◆ Work order
Print out the entries, word for word.

*** Begin section ***

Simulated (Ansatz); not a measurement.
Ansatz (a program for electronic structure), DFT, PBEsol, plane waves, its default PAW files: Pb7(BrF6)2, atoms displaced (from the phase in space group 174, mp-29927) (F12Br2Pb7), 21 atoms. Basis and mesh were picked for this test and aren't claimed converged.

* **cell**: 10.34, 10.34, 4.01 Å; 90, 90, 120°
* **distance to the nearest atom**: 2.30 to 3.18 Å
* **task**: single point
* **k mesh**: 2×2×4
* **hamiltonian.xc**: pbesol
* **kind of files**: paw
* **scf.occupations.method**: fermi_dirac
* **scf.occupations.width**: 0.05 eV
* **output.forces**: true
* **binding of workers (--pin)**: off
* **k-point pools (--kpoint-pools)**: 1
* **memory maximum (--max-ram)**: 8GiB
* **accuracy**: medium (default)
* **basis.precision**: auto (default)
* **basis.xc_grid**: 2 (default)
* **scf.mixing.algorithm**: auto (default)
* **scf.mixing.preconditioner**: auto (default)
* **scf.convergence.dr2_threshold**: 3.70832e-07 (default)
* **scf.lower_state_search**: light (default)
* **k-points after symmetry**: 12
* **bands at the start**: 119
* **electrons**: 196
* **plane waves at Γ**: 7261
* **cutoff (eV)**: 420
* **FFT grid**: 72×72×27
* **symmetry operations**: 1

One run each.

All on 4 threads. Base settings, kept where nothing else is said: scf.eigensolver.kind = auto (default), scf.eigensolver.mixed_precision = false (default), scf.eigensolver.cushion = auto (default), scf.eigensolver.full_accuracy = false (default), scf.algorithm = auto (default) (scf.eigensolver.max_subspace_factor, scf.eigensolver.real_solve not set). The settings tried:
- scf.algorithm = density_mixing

*** End section ***

◆ Your solution
Simulated (Ansatz); not a measurement.
Ansatz (a program for electronic structure), DFT, PBEsol, plane waves, its default PAW files: Pb7(BrF6)2, atoms displaced (from the phase in space group 174, mp-29927) (F12Br2Pb7), 21 atoms. Basis and mesh were picked for this test and aren't claimed converged.

* **cell**: 10.34, 10.34, 4.01 Å; 90, 90, 120°
* **distance to the nearest atom**: 2.30 to 3.18 Å
* **task**: single point
* **k mesh**: 2×2×4
* **hamiltonian.xc**: pbesol
* **kind of files**: paw
* **scf.occupations.method**: fermi_dirac
* **scf.occupations.width**: 0.05 eV
* **output.forces**: true
* **binding of workers (--pin)**: off
* **k-point pools (--kpoint-pools)**: 1
* **memory maximum (--max-ram)**: 8GiB
* **accuracy**: medium (default)
* **basis.precision**: auto (default)
* **basis.xc_grid**: 2 (default)
* **scf.mixing.algorithm**: auto (default)
* **scf.mixing.preconditioner**: auto (default)
* **scf.convergence.dr2_threshold**: 3.70832e-07 (default)
* **scf.lower_state_search**: light (default)
* **k-points after symmetry**: 12
* **bands at the start**: 119
* **electrons**: 196
* **plane waves at Γ**: 7261
* **cutoff (eV)**: 420
* **FFT grid**: 72×72×27
* **symmetry operations**: 1

One run each.

All on 4 threads. Base settings, kept where nothing else is said: scf.eigensolver.kind = auto (default), scf.eigensolver.mixed_precision = false (default), scf.eigensolver.cushion = auto (default), scf.eigensolver.full_accuracy = false (default), scf.algorithm = auto (default) (scf.eigensolver.max_subspace_factor, scf.eigensolver.real_solve not set). The settings tried:
- scf.algorithm = density_mixing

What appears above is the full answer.